### Provided information
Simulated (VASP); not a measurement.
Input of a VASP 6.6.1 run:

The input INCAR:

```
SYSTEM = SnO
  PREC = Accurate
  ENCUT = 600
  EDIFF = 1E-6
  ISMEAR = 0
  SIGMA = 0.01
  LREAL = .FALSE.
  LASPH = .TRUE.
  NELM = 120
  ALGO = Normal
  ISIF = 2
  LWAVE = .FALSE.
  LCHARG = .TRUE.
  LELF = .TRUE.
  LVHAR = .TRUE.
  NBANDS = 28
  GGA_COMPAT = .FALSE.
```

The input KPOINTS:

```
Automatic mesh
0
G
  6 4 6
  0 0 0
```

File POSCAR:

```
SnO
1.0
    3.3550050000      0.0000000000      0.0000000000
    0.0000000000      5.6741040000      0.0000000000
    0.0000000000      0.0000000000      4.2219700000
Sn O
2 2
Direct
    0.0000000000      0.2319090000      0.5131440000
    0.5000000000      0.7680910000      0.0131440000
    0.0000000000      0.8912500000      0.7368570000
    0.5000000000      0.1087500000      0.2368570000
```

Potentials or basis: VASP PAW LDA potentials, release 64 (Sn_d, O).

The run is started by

### Exercise
Set down again, word for word, the stretch of records from the line with "Input of a VASP" to the line with "Potentials or basis: VASP", both of those lines included.

### Exercise result
Input of a VASP 6.6.1 run:

The input INCAR:

```
SYSTEM = SnO
  PREC = Accurate
  ENCUT = 600
  EDIFF = 1E-6
  ISMEAR = 0
  SIGMA = 0.01
  LREAL = .FALSE.
  LASPH = .TRUE.
  NELM = 120
  ALGO = Normal
  ISIF = 2
  LWAVE = .FALSE.
  LCHARG = .TRUE.
  LELF = .TRUE.
  LVHAR = .TRUE.
  NBANDS = 28
  GGA_COMPAT = .FALSE.
```

The input KPOINTS:

```
Automatic mesh
0
G
  6 4 6
  0 0 0
```

File POSCAR:

```
SnO
1.0
    3.3550050000      0.0000000000      0.0000000000
    0.0000000000      5.6741040000      0.0000000000
    0.0000000000      0.0000000000      4.2219700000
Sn O
2 2
Direct
    0.0000000000      0.2319090000      0.5131440000
    0.5000000000      0.7680910000      0.0131440000
    0.0000000000      0.8912500000      0.7368570000
    0.5000000000      0.1087500000      0.2368570000
```

Potentials or basis: VASP PAW LDA potentials, release 64 (Sn_d, O).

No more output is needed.